# Given records
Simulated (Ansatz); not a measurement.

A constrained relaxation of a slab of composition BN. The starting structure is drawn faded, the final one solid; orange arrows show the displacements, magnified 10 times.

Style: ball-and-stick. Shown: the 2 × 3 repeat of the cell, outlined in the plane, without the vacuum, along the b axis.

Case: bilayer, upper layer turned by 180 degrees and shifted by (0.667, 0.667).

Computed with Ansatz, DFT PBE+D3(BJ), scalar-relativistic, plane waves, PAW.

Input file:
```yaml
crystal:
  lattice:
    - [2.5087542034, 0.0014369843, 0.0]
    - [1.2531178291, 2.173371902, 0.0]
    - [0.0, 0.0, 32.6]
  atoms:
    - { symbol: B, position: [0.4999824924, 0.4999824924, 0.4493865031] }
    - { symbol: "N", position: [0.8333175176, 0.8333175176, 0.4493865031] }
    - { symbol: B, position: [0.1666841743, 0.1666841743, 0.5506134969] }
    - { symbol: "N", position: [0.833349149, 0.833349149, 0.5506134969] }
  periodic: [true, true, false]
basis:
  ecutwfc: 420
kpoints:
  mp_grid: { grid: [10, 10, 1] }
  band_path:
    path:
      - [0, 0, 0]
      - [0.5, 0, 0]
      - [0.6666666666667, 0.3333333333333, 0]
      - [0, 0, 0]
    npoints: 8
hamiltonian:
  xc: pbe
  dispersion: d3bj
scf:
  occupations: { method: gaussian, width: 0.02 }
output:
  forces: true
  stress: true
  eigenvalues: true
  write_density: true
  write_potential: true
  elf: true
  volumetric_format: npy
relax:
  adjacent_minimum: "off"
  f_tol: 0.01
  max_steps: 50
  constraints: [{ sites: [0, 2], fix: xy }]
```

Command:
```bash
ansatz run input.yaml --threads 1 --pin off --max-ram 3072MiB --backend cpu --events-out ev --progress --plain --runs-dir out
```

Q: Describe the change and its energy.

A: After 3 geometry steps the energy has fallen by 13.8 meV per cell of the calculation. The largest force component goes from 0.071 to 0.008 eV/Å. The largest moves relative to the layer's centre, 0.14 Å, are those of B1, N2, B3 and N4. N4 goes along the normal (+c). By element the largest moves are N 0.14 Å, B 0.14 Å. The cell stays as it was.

# Exercise
From the first line of the data through the line with "Q: Describe the change and its energy.", quote each line exactly and add nothing else.

# Solution
Simulated (Ansatz); not a measurement.

A constrained relaxation of a slab of composition BN. The starting structure is drawn faded, the final one solid; orange arrows show the displacements, magnified 10 times.

Style: ball-and-stick. Shown: the 2 × 3 repeat of the cell, outlined in the plane, without the vacuum, along the b axis.

Case: bilayer, upper layer turned by 180 degrees and shifted by (0.667, 0.667).

Computed with Ansatz, DFT PBE+D3(BJ), scalar-relativistic, plane waves, PAW.

Input file:
```yaml
crystal:
  lattice:
    - [2.5087542034, 0.0014369843, 0.0]
    - [1.2531178291, 2.173371902, 0.0]
    - [0.0, 0.0, 32.6]
  atoms:
    - { symbol: B, position: [0.4999824924, 0.4999824924, 0.4493865031] }
    - { symbol: "N", position: [0.8333175176, 0.8333175176, 0.4493865031] }
    - { symbol: B, position: [0.1666841743, 0.1666841743, 0.5506134969] }
    - { symbol: "N", position: [0.833349149, 0.833349149, 0.5506134969] }
  periodic: [true, true, false]
basis:
  ecutwfc: 420
kpoints:
  mp_grid: { grid: [10, 10, 1] }
  band_path:
    path:
      - [0, 0, 0]
      - [0.5, 0, 0]
      - [0.6666666666667, 0.3333333333333, 0]
      - [0, 0, 0]
    npoints: 8
hamiltonian:
  xc: pbe
  dispersion: d3bj
scf:
  occupations: { method: gaussian, width: 0.02 }
output:
  forces: true
  stress: true
  eigenvalues: true
  write_density: true
  write_potential: true
  elf: true
  volumetric_format: npy
relax:
  adjacent_minimum: "off"
  f_tol: 0.01
  max_steps: 50
  constraints: [{ sites: [0, 2], fix: xy }]
```

Command:
```bash
ansatz run input.yaml --threads 1 --pin off --max-ram 3072MiB --backend cpu --events-out ev --progress --plain --runs-dir out
```

Q: Describe the change and its energy.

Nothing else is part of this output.